■ WORK ORDER
Reproduce exactly the lines from the top of the records below through the line holding "- Spin: no spin polarisation".

■ SOURCE INFORMATION
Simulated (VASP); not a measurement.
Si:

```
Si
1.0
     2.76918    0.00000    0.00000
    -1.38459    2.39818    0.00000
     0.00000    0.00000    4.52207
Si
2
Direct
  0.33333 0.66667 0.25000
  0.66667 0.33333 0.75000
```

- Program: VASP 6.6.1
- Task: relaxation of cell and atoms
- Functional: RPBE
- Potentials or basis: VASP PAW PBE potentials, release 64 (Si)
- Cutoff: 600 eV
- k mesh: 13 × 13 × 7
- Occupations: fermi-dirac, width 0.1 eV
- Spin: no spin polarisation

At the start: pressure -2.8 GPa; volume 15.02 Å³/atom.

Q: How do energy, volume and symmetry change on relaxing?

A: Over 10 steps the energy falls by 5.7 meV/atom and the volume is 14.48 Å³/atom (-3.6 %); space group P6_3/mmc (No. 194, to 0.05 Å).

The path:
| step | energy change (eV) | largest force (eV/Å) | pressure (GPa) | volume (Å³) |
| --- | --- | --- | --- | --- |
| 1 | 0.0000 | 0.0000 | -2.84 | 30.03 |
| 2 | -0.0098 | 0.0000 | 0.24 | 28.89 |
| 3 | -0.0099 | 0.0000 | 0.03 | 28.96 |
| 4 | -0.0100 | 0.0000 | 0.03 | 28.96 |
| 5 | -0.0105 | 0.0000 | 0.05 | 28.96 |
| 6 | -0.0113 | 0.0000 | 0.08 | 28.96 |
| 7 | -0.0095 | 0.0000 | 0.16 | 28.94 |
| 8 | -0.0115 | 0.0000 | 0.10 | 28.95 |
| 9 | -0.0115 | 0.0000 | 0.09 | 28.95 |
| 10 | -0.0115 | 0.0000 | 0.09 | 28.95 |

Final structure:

■ ANSWER AREA
Simulated (VASP); not a measurement.
Si:

```
Si
1.0
     2.76918    0.00000    0.00000
    -1.38459    2.39818    0.00000
     0.00000    0.00000    4.52207
Si
2
Direct
  0.33333 0.66667 0.25000
  0.66667 0.33333 0.75000
```

- Program: VASP 6.6.1
- Task: relaxation of cell and atoms
- Functional: RPBE
- Potentials or basis: VASP PAW PBE potentials, release 64 (Si)
- Cutoff: 600 eV
- k mesh: 13 × 13 × 7
- Occupations: fermi-dirac, width 0.1 eV
- Spin: no spin polarisation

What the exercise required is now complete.